**Record set**.
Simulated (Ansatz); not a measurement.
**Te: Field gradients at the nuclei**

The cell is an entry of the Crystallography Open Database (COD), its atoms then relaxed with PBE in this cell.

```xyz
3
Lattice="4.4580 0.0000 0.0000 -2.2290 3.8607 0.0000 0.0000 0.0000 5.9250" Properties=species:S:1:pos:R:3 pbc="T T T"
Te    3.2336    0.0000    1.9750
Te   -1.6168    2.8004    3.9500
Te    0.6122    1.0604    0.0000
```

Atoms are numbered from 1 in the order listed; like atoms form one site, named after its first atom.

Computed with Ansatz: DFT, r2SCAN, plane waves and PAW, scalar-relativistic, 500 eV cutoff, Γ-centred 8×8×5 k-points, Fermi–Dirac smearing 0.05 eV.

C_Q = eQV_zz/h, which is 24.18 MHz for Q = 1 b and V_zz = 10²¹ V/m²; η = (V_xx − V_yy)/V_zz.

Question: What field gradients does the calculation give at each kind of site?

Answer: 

**Requirement**. Transcribe all the data word for word, as it appears above.

**Problem solution**.
Simulated (Ansatz); not a measurement.
**Te: Field gradients at the nuclei**

The cell is an entry of the Crystallography Open Database (COD), its atoms then relaxed with PBE in this cell.

```xyz
3
Lattice="4.4580 0.0000 0.0000 -2.2290 3.8607 0.0000 0.0000 0.0000 5.9250" Properties=species:S:1:pos:R:3 pbc="T T T"
Te    3.2336    0.0000    1.9750
Te   -1.6168    2.8004    3.9500
Te    0.6122    1.0604    0.0000
```

Atoms are numbered from 1 in the order listed; like atoms form one site, named after its first atom.

Computed with Ansatz: DFT, r2SCAN, plane waves and PAW, scalar-relativistic, 500 eV cutoff, Γ-centred 8×8×5 k-points, Fermi–Dirac smearing 0.05 eV.

C_Q = eQV_zz/h, which is 24.18 MHz for Q = 1 b and V_zz = 10²¹ V/m²; η = (V_xx − V_yy)/V_zz.

Question: What field gradients does the calculation give at each kind of site?

Answer: 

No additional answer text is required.